Exercise: Set the listing down once more, exactly as given.

===== Extracted records =====

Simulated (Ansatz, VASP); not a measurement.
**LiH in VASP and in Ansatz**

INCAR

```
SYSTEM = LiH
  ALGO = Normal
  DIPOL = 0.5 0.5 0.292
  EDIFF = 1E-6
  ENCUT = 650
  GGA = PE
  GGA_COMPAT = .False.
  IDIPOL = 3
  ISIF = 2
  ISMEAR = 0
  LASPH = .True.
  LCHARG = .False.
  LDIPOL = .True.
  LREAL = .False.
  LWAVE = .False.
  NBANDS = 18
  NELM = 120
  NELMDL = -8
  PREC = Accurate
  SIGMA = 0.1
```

=====

Written answer:
Simulated (Ansatz, VASP); not a measurement.
**LiH in VASP and in Ansatz**

INCAR

```
SYSTEM = LiH
  ALGO = Normal
  DIPOL = 0.5 0.5 0.292
  EDIFF = 1E-6
  ENCUT = 650
  GGA = PE
  GGA_COMPAT = .False.
  IDIPOL = 3
  ISIF = 2
  ISMEAR = 0
  LASPH = .True.
  LCHARG = .False.
  LDIPOL = .True.
  LREAL = .False.
  LWAVE = .False.
  NBANDS = 18
  NELM = 120
  NELMDL = -8
  PREC = Accurate
  SIGMA = 0.1
```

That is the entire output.